*** Given entries ***

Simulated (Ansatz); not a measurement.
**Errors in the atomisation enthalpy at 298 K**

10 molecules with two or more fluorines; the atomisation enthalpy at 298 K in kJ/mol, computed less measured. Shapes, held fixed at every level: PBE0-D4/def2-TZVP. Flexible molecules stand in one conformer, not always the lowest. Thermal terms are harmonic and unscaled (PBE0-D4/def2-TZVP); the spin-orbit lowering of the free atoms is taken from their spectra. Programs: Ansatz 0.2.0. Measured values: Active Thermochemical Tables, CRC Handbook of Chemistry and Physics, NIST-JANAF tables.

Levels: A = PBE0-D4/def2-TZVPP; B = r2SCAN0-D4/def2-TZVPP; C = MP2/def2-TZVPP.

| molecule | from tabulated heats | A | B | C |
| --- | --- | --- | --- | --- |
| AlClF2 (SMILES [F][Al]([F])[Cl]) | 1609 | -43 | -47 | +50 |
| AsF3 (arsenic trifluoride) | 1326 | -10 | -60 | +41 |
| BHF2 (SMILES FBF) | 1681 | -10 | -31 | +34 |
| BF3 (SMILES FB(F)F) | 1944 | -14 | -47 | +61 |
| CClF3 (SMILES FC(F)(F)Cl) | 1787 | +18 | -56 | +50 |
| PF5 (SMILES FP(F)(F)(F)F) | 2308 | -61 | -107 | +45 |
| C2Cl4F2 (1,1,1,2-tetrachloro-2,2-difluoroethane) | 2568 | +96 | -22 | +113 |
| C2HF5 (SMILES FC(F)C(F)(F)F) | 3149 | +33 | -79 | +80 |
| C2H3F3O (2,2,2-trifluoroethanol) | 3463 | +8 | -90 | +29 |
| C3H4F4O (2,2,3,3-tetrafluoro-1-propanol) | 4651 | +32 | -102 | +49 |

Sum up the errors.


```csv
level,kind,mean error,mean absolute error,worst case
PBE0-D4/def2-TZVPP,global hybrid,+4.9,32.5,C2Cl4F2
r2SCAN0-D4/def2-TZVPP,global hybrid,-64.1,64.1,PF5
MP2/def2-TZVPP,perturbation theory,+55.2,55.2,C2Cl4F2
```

*** End of Given entries ***

Output each line of the records above exactly, beginning at the first, and stop once the line containing "enthalpy at 298 K**" has been output.

Simulated (Ansatz); not a measurement.
**Errors in the atomisation enthalpy at 298 K**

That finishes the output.